:: Work task ::
Return every line from the one with "Hardware: 1 thread" through the one with "Task: Estimate the wall time of this run.", inclusive, exactly as it appears below.

══════

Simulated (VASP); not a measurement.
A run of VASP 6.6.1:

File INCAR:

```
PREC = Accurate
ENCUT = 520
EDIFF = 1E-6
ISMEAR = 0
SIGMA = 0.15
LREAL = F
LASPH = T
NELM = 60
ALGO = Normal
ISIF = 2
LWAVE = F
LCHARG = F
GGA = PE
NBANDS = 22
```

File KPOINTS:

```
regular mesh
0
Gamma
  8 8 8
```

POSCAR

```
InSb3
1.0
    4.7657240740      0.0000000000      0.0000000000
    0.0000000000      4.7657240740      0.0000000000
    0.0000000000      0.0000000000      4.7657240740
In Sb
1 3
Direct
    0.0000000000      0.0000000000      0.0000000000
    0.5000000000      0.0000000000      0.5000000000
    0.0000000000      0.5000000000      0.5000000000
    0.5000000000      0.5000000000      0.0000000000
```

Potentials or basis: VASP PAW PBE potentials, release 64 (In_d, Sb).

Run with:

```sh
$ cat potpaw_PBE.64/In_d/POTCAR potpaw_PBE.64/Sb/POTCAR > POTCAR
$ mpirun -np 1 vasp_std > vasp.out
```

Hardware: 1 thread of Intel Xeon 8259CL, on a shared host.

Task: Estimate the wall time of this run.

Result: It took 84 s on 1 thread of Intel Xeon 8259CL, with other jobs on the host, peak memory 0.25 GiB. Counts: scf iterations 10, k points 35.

══════

:: Answer section ::
Hardware: 1 thread of Intel Xeon 8259CL, on a shared host.

Task: Estimate the wall time of this run.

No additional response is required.